* Work order: Your response should consist of the data that follows, repeated in full without alteration.

*** Block opens ***
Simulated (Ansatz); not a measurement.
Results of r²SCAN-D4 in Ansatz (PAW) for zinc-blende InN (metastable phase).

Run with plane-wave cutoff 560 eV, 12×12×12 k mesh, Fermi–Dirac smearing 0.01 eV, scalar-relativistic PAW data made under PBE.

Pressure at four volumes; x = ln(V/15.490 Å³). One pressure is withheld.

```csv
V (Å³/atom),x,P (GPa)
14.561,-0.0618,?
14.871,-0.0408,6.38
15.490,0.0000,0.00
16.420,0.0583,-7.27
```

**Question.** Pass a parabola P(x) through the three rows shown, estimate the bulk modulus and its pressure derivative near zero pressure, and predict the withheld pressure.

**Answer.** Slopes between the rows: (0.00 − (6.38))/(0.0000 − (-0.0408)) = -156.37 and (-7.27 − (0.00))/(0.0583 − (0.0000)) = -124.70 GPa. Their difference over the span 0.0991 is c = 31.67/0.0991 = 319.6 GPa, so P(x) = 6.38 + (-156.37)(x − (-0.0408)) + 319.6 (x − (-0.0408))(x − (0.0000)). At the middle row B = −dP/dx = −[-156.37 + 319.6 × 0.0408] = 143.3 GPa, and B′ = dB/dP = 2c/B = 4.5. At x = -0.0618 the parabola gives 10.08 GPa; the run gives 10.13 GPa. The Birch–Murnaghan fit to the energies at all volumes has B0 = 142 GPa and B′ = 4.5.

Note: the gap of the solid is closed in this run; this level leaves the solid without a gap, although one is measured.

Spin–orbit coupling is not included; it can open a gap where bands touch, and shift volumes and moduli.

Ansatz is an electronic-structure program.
*** Block closes ***

* Answer space:
Simulated (Ansatz); not a measurement.
Results of r²SCAN-D4 in Ansatz (PAW) for zinc-blende InN (metastable phase).

Run with plane-wave cutoff 560 eV, 12×12×12 k mesh, Fermi–Dirac smearing 0.01 eV, scalar-relativistic PAW data made under PBE.

Pressure at four volumes; x = ln(V/15.490 Å³). One pressure is withheld.

```csv
V (Å³/atom),x,P (GPa)
14.561,-0.0618,?
14.871,-0.0408,6.38
15.490,0.0000,0.00
16.420,0.0583,-7.27
```

**Question.** Pass a parabola P(x) through the three rows shown, estimate the bulk modulus and its pressure derivative near zero pressure, and predict the withheld pressure.

**Answer.** Slopes between the rows: (0.00 − (6.38))/(0.0000 − (-0.0408)) = -156.37 and (-7.27 − (0.00))/(0.0583 − (0.0000)) = -124.70 GPa. Their difference over the span 0.0991 is c = 31.67/0.0991 = 319.6 GPa, so P(x) = 6.38 + (-156.37)(x − (-0.0408)) + 319.6 (x − (-0.0408))(x − (0.0000)). At the middle row B = −dP/dx = −[-156.37 + 319.6 × 0.0408] = 143.3 GPa, and B′ = dB/dP = 2c/B = 4.5. At x = -0.0618 the parabola gives 10.08 GPa; the run gives 10.13 GPa. The Birch–Murnaghan fit to the energies at all volumes has B0 = 142 GPa and B′ = 4.5.

Note: the gap of the solid is closed in this run; this level leaves the solid without a gap, although one is measured.

Spin–orbit coupling is not included; it can open a gap where bands touch, and shift volumes and moduli.

Ansatz is an electronic-structure program.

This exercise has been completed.